*Requirement*
Write out the data again in full, exactly as it reads.

*The data*
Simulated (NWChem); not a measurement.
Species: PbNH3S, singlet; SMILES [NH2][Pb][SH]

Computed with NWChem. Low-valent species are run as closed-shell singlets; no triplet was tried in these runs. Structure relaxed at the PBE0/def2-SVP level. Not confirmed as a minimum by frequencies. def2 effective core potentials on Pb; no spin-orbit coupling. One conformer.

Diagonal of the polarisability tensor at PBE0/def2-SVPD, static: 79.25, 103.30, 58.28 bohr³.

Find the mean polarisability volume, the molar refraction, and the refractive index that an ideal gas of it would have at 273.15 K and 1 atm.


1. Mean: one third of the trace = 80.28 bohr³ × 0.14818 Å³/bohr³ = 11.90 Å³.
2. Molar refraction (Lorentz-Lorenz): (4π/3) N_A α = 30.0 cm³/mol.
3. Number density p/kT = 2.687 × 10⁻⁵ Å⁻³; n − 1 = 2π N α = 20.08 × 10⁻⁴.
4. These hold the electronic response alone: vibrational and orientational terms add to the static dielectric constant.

*Worked solution*
Simulated (NWChem); not a measurement.
Species: PbNH3S, singlet; SMILES [NH2][Pb][SH]

Computed with NWChem. Low-valent species are run as closed-shell singlets; no triplet was tried in these runs. Structure relaxed at the PBE0/def2-SVP level. Not confirmed as a minimum by frequencies. def2 effective core potentials on Pb; no spin-orbit coupling. One conformer.

Diagonal of the polarisability tensor at PBE0/def2-SVPD, static: 79.25, 103.30, 58.28 bohr³.

Find the mean polarisability volume, the molar refraction, and the refractive index that an ideal gas of it would have at 273.15 K and 1 atm.


1. Mean: one third of the trace = 80.28 bohr³ × 0.14818 Å³/bohr³ = 11.90 Å³.
2. Molar refraction (Lorentz-Lorenz): (4π/3) N_A α = 30.0 cm³/mol.
3. Number density p/kT = 2.687 × 10⁻⁵ Å⁻³; n − 1 = 2π N α = 20.08 × 10⁻⁴.
4. These hold the electronic response alone: vibrational and orientational terms add to the static dielectric constant.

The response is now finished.